--------------------
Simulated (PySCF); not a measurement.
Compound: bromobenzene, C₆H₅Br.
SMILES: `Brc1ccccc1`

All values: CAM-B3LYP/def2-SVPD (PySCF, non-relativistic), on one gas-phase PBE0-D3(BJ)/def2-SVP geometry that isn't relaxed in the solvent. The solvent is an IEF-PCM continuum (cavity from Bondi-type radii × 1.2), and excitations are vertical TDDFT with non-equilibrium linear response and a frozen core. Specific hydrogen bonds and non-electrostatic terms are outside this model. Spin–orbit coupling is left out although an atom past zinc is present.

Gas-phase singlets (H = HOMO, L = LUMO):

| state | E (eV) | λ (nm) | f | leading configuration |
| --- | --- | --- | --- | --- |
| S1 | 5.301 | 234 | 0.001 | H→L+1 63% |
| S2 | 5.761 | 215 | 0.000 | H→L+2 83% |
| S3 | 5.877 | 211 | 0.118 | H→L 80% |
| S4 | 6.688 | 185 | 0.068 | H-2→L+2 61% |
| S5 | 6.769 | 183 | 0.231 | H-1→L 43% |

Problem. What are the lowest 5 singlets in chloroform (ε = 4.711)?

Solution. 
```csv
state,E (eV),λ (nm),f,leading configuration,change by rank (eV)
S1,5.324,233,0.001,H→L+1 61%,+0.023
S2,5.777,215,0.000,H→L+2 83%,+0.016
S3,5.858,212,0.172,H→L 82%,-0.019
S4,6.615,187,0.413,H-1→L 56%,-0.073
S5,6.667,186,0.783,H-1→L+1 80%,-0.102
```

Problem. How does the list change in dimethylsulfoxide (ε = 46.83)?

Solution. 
--------------------

Everything above from the line containing "H-1→L 43% |" through the line containing "Problem. How does" must be copied exactly. Nothing outside that range belongs in the answer.

**Exercise result**
| S5 | 6.769 | 183 | 0.231 | H-1→L 43% |

Problem. What are the lowest 5 singlets in chloroform (ε = 4.711)?

Solution. 
```csv
state,E (eV),λ (nm),f,leading configuration,change by rank (eV)
S1,5.324,233,0.001,H→L+1 61%,+0.023
S2,5.777,215,0.000,H→L+2 83%,+0.016
S3,5.858,212,0.172,H→L 82%,-0.019
S4,6.615,187,0.413,H-1→L 56%,-0.073
S5,6.667,186,0.783,H-1→L+1 80%,-0.102
```

Problem. How does the list change in dimethylsulfoxide (ε = 46.83)?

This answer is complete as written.